▶ Work order: Transcribe each entry. Change nothing.

▶ Information shown:
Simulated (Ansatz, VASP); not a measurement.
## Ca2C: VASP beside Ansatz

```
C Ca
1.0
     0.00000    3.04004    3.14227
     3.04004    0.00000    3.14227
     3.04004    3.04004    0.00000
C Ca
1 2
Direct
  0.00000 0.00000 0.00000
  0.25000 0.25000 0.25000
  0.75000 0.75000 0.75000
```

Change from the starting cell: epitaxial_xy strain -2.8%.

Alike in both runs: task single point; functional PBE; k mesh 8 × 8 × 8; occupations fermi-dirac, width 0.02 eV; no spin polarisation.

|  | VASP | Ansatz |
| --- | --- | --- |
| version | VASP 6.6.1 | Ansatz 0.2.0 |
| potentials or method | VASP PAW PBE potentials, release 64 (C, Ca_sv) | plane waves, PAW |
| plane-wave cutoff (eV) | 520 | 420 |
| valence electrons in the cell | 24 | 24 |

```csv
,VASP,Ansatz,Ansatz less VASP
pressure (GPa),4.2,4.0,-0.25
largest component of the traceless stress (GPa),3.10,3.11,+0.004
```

▶ Written answer:
Simulated (Ansatz, VASP); not a measurement.
## Ca2C: VASP beside Ansatz

```
C Ca
1.0
     0.00000    3.04004    3.14227
     3.04004    0.00000    3.14227
     3.04004    3.04004    0.00000
C Ca
1 2
Direct
  0.00000 0.00000 0.00000
  0.25000 0.25000 0.25000
  0.75000 0.75000 0.75000
```

Change from the starting cell: epitaxial_xy strain -2.8%.

Alike in both runs: task single point; functional PBE; k mesh 8 × 8 × 8; occupations fermi-dirac, width 0.02 eV; no spin polarisation.

|  | VASP | Ansatz |
| --- | --- | --- |
| version | VASP 6.6.1 | Ansatz 0.2.0 |
| potentials or method | VASP PAW PBE potentials, release 64 (C, Ca_sv) | plane waves, PAW |
| plane-wave cutoff (eV) | 520 | 420 |
| valence electrons in the cell | 24 | 24 |

```csv
,VASP,Ansatz,Ansatz less VASP
pressure (GPa),4.2,4.0,-0.25
largest component of the traceless stress (GPa),3.10,3.11,+0.004
```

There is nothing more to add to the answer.